*** Block opens ***

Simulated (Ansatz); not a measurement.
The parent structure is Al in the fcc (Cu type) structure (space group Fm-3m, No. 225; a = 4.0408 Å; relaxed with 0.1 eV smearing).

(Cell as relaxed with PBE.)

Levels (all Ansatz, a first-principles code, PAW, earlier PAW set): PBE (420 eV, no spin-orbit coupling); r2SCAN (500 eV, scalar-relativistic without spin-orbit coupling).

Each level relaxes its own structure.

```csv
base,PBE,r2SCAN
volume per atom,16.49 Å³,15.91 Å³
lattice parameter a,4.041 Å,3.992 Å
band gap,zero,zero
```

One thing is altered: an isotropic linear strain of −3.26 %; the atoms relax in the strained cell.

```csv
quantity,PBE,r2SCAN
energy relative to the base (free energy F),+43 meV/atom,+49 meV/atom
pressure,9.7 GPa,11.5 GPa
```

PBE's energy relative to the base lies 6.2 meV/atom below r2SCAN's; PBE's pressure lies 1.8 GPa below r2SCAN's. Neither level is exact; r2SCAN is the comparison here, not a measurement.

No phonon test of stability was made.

*** Block closes ***

WORK TASK — Return, word for word, every line from the top of the entries down to the line that holds "PBE's energy relative", both included.

EXERCISE OUTPUT —
Simulated (Ansatz); not a measurement.
The parent structure is Al in the fcc (Cu type) structure (space group Fm-3m, No. 225; a = 4.0408 Å; relaxed with 0.1 eV smearing).

(Cell as relaxed with PBE.)

Levels (all Ansatz, a first-principles code, PAW, earlier PAW set): PBE (420 eV, no spin-orbit coupling); r2SCAN (500 eV, scalar-relativistic without spin-orbit coupling).

Each level relaxes its own structure.

```csv
base,PBE,r2SCAN
volume per atom,16.49 Å³,15.91 Å³
lattice parameter a,4.041 Å,3.992 Å
band gap,zero,zero
```

One thing is altered: an isotropic linear strain of −3.26 %; the atoms relax in the strained cell.

```csv
quantity,PBE,r2SCAN
energy relative to the base (free energy F),+43 meV/atom,+49 meV/atom
pressure,9.7 GPa,11.5 GPa
```

PBE's energy relative to the base lies 6.2 meV/atom below r2SCAN's; PBE's pressure lies 1.8 GPa below r2SCAN's. Neither level is exact; r2SCAN is the comparison here, not a measurement.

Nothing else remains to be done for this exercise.